_Required action_
Please print each record below exactly as it is written.

***** Data extract *****

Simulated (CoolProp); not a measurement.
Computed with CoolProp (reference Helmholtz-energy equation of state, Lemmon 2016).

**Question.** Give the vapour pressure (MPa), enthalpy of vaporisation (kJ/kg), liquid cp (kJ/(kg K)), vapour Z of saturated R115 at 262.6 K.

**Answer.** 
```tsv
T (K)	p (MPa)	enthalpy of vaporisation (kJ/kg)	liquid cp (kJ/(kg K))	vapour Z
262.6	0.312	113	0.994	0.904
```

*****

_Written answer_
Simulated (CoolProp); not a measurement.
Computed with CoolProp (reference Helmholtz-energy equation of state, Lemmon 2016).

**Question.** Give the vapour pressure (MPa), enthalpy of vaporisation (kJ/kg), liquid cp (kJ/(kg K)), vapour Z of saturated R115 at 262.6 K.

**Answer.** 
```tsv
T (K)	p (MPa)	enthalpy of vaporisation (kJ/kg)	liquid cp (kJ/(kg K))	vapour Z
262.6	0.312	113	0.994	0.904
```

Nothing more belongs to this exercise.